## Record extracts
***

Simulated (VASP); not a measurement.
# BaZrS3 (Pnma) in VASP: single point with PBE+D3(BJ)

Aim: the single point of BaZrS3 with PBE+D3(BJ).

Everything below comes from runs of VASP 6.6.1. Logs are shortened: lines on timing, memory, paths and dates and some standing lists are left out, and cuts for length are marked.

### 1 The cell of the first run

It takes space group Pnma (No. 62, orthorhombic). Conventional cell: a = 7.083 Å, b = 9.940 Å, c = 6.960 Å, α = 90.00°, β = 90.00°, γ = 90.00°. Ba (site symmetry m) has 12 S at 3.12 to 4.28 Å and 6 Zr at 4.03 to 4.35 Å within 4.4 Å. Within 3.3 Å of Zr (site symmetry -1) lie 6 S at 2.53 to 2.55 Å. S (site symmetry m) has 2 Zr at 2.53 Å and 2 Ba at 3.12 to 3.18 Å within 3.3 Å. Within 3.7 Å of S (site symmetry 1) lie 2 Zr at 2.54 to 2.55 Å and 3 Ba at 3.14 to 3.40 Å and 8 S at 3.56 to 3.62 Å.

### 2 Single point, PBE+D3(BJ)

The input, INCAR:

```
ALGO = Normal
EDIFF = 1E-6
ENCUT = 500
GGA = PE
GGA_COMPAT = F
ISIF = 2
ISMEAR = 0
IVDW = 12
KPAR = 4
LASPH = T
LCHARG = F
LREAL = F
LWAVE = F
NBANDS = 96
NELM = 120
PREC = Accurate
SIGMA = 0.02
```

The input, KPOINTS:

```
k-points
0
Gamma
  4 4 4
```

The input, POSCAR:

***

## Work item
Set down exactly the lines above that run from the start of the listing to the line with "### 1 The cell of the first run". Leave out every later line.

## Exercise response
Simulated (VASP); not a measurement.
# BaZrS3 (Pnma) in VASP: single point with PBE+D3(BJ)

Aim: the single point of BaZrS3 with PBE+D3(BJ).

Everything below comes from runs of VASP 6.6.1. Logs are shortened: lines on timing, memory, paths and dates and some standing lists are left out, and cuts for length are marked.

### 1 The cell of the first run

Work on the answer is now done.